### Given entries ###

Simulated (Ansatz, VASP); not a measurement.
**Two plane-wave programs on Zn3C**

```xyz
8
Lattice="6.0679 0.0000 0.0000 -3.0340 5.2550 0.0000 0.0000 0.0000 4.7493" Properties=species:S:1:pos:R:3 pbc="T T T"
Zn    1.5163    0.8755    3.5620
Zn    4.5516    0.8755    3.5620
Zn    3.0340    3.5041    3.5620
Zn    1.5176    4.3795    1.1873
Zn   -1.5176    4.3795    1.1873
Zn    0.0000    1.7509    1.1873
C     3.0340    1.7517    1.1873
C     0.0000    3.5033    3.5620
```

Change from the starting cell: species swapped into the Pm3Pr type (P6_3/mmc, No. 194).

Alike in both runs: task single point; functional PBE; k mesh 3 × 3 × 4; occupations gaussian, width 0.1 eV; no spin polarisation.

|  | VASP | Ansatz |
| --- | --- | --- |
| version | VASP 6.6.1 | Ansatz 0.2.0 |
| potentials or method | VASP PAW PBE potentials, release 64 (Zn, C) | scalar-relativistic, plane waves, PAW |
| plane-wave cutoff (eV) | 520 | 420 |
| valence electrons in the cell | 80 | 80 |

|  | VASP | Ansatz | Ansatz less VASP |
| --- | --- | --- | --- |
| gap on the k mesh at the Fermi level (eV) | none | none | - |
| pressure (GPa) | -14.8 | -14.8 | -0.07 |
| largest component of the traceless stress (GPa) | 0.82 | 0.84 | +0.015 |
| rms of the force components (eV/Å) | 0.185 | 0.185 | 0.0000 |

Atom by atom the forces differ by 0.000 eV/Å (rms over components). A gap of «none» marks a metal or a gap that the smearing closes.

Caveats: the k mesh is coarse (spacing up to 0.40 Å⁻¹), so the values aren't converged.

###

▶ **Work request**
The lines needed are the ones from the first line of the entries through the line that contains "Atom by atom", given again without any change.

▶ **Written reply**
Simulated (Ansatz, VASP); not a measurement.
**Two plane-wave programs on Zn3C**

```xyz
8
Lattice="6.0679 0.0000 0.0000 -3.0340 5.2550 0.0000 0.0000 0.0000 4.7493" Properties=species:S:1:pos:R:3 pbc="T T T"
Zn    1.5163    0.8755    3.5620
Zn    4.5516    0.8755    3.5620
Zn    3.0340    3.5041    3.5620
Zn    1.5176    4.3795    1.1873
Zn   -1.5176    4.3795    1.1873
Zn    0.0000    1.7509    1.1873
C     3.0340    1.7517    1.1873
C     0.0000    3.5033    3.5620
```

Change from the starting cell: species swapped into the Pm3Pr type (P6_3/mmc, No. 194).

Alike in both runs: task single point; functional PBE; k mesh 3 × 3 × 4; occupations gaussian, width 0.1 eV; no spin polarisation.

|  | VASP | Ansatz |
| --- | --- | --- |
| version | VASP 6.6.1 | Ansatz 0.2.0 |
| potentials or method | VASP PAW PBE potentials, release 64 (Zn, C) | scalar-relativistic, plane waves, PAW |
| plane-wave cutoff (eV) | 520 | 420 |
| valence electrons in the cell | 80 | 80 |

|  | VASP | Ansatz | Ansatz less VASP |
| --- | --- | --- | --- |
| gap on the k mesh at the Fermi level (eV) | none | none | - |
| pressure (GPa) | -14.8 | -14.8 | -0.07 |
| largest component of the traceless stress (GPa) | 0.82 | 0.84 | +0.015 |
| rms of the force components (eV/Å) | 0.185 | 0.185 | 0.0000 |

Atom by atom the forces differ by 0.000 eV/Å (rms over components). A gap of «none» marks a metal or a gap that the smearing closes.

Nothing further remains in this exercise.